Data excerpts
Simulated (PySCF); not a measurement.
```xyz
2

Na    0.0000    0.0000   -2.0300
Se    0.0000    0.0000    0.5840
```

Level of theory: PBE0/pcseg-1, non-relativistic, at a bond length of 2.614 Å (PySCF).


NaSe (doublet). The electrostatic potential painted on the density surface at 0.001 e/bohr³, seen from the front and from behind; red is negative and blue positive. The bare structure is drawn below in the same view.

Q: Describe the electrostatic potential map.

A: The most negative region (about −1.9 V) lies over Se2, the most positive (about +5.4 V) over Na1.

Assigned task
Give back the material exactly as it is shown above.

Task result
Simulated (PySCF); not a measurement.
```xyz
2

Na    0.0000    0.0000   -2.0300
Se    0.0000    0.0000    0.5840
```

Level of theory: PBE0/pcseg-1, non-relativistic, at a bond length of 2.614 Å (PySCF).


NaSe (doublet). The electrostatic potential painted on the density surface at 0.001 e/bohr³, seen from the front and from behind; red is negative and blue positive. The bare structure is drawn below in the same view.

Q: Describe the electrostatic potential map.

A: The most negative region (about −1.9 V) lies over Se2, the most positive (about +5.4 V) over Na1.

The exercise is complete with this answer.